EXERCISE DATA:
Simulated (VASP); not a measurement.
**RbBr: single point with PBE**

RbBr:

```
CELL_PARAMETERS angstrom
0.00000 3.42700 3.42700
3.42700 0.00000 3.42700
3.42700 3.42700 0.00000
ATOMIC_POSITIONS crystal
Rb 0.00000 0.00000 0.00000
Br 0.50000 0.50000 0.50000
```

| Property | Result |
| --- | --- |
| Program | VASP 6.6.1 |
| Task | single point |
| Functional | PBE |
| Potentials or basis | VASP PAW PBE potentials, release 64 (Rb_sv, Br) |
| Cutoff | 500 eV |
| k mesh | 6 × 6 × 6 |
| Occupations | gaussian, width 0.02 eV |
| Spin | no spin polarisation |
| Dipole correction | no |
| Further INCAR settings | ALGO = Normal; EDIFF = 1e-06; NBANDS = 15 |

TASK ITEM: Working from the material above, reproduce it in full and unchanged.

WRITTEN ANSWER:
Simulated (VASP); not a measurement.
**RbBr: single point with PBE**

RbBr:

```
CELL_PARAMETERS angstrom
0.00000 3.42700 3.42700
3.42700 0.00000 3.42700
3.42700 3.42700 0.00000
ATOMIC_POSITIONS crystal
Rb 0.00000 0.00000 0.00000
Br 0.50000 0.50000 0.50000
```

| Property | Result |
| --- | --- |
| Program | VASP 6.6.1 |
| Task | single point |
| Functional | PBE |
| Potentials or basis | VASP PAW PBE potentials, release 64 (Rb_sv, Br) |
| Cutoff | 500 eV |
| k mesh | 6 × 6 × 6 |
| Occupations | gaussian, width 0.02 eV |
| Spin | no spin polarisation |
| Dipole correction | no |
| Further INCAR settings | ALGO = Normal; EDIFF = 1e-06; NBANDS = 15 |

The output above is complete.